Provided data:
== Segment start ==

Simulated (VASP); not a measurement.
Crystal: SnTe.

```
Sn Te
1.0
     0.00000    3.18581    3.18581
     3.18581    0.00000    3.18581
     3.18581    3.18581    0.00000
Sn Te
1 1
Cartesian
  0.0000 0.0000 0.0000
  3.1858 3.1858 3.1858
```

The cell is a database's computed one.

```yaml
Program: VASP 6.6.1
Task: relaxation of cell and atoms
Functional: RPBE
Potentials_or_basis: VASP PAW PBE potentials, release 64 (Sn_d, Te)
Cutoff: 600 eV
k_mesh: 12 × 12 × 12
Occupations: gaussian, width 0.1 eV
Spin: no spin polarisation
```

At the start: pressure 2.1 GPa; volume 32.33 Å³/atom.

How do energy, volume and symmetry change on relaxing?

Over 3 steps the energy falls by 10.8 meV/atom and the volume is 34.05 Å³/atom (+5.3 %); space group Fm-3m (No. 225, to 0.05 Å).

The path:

== Segment end ==

Action item: Copy all data exactly, start to finish.

Exercise response:
Simulated (VASP); not a measurement.
Crystal: SnTe.

```
Sn Te
1.0
     0.00000    3.18581    3.18581
     3.18581    0.00000    3.18581
     3.18581    3.18581    0.00000
Sn Te
1 1
Cartesian
  0.0000 0.0000 0.0000
  3.1858 3.1858 3.1858
```

The cell is a database's computed one.

```yaml
Program: VASP 6.6.1
Task: relaxation of cell and atoms
Functional: RPBE
Potentials_or_basis: VASP PAW PBE potentials, release 64 (Sn_d, Te)
Cutoff: 600 eV
k_mesh: 12 × 12 × 12
Occupations: gaussian, width 0.1 eV
Spin: no spin polarisation
```

At the start: pressure 2.1 GPa; volume 32.33 Å³/atom.

How do energy, volume and symmetry change on relaxing?

Over 3 steps the energy falls by 10.8 meV/atom and the volume is 34.05 Å³/atom (+5.3 %); space group Fm-3m (No. 225, to 0.05 Å).

The path:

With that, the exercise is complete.